● **Work request**: Quote the whole listing verbatim.

● **Source data**:
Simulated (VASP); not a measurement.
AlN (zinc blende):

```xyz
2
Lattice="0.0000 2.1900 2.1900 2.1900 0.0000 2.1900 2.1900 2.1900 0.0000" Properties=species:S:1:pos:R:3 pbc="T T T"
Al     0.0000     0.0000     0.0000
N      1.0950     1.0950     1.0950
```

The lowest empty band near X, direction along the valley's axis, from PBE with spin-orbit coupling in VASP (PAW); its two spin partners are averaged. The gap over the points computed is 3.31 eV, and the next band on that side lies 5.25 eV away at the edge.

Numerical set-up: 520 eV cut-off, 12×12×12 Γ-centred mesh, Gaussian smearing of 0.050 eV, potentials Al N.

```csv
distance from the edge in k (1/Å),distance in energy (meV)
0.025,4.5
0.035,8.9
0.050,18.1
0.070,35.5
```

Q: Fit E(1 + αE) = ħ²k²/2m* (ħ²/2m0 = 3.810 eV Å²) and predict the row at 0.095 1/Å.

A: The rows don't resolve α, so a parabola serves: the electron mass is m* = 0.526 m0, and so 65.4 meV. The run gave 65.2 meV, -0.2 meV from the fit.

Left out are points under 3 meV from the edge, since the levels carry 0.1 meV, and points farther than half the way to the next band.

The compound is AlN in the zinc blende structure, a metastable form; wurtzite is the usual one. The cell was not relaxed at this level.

● **Reply**:
Simulated (VASP); not a measurement.
AlN (zinc blende):

```xyz
2
Lattice="0.0000 2.1900 2.1900 2.1900 0.0000 2.1900 2.1900 2.1900 0.0000" Properties=species:S:1:pos:R:3 pbc="T T T"
Al     0.0000     0.0000     0.0000
N      1.0950     1.0950     1.0950
```

The lowest empty band near X, direction along the valley's axis, from PBE with spin-orbit coupling in VASP (PAW); its two spin partners are averaged. The gap over the points computed is 3.31 eV, and the next band on that side lies 5.25 eV away at the edge.

Numerical set-up: 520 eV cut-off, 12×12×12 Γ-centred mesh, Gaussian smearing of 0.050 eV, potentials Al N.

```csv
distance from the edge in k (1/Å),distance in energy (meV)
0.025,4.5
0.035,8.9
0.050,18.1
0.070,35.5
```

Q: Fit E(1 + αE) = ħ²k²/2m* (ħ²/2m0 = 3.810 eV Å²) and predict the row at 0.095 1/Å.

A: The rows don't resolve α, so a parabola serves: the electron mass is m* = 0.526 m0, and so 65.4 meV. The run gave 65.2 meV, -0.2 meV from the fit.

Left out are points under 3 meV from the edge, since the levels carry 0.1 meV, and points farther than half the way to the next band.

The compound is AlN in the zinc blende structure, a metastable form; wurtzite is the usual one. The cell was not relaxed at this level.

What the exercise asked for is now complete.